__Supplied information__
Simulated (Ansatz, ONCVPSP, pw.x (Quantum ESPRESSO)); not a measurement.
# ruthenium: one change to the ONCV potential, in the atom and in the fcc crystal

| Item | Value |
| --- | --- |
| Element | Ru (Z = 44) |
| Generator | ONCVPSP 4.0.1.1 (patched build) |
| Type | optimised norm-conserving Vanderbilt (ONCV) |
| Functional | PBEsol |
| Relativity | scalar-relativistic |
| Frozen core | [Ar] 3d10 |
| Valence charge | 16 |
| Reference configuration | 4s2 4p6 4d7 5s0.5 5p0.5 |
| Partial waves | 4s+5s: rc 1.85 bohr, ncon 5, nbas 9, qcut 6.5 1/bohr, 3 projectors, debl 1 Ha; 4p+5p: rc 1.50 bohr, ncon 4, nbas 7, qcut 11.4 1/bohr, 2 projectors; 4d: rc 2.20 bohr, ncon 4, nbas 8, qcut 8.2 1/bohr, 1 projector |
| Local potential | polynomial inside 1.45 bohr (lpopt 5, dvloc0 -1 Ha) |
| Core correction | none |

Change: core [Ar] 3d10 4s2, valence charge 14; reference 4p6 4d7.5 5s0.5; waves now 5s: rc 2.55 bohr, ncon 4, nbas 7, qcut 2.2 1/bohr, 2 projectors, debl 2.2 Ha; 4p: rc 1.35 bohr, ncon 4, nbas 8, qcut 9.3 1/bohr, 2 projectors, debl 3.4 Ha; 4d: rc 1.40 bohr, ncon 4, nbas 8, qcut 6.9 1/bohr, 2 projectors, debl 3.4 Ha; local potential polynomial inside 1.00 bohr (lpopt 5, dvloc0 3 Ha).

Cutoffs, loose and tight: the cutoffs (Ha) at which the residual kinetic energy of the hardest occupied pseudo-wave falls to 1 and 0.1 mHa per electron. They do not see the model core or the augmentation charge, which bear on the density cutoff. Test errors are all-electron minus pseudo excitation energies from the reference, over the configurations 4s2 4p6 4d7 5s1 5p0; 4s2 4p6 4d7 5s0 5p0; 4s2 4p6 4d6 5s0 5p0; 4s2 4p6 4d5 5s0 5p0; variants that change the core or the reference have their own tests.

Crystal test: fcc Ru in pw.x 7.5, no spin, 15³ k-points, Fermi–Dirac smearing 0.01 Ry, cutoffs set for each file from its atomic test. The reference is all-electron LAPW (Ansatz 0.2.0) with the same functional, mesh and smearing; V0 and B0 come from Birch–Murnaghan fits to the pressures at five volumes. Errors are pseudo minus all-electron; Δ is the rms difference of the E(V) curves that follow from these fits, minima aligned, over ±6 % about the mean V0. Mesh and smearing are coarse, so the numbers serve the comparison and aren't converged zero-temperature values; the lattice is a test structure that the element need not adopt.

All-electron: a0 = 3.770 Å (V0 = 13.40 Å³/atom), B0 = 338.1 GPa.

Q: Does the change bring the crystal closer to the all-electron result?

__Work order__
Lines from the start of the entries through the one containing "dvloc0 -1 Ha) |" are to be set down again exactly, both ends included.

__Exercise response__
Simulated (Ansatz, ONCVPSP, pw.x (Quantum ESPRESSO)); not a measurement.
# ruthenium: one change to the ONCV potential, in the atom and in the fcc crystal

| Item | Value |
| --- | --- |
| Element | Ru (Z = 44) |
| Generator | ONCVPSP 4.0.1.1 (patched build) |
| Type | optimised norm-conserving Vanderbilt (ONCV) |
| Functional | PBEsol |
| Relativity | scalar-relativistic |
| Frozen core | [Ar] 3d10 |
| Valence charge | 16 |
| Reference configuration | 4s2 4p6 4d7 5s0.5 5p0.5 |
| Partial waves | 4s+5s: rc 1.85 bohr, ncon 5, nbas 9, qcut 6.5 1/bohr, 3 projectors, debl 1 Ha; 4p+5p: rc 1.50 bohr, ncon 4, nbas 7, qcut 11.4 1/bohr, 2 projectors; 4d: rc 2.20 bohr, ncon 4, nbas 8, qcut 8.2 1/bohr, 1 projector |
| Local potential | polynomial inside 1.45 bohr (lpopt 5, dvloc0 -1 Ha) |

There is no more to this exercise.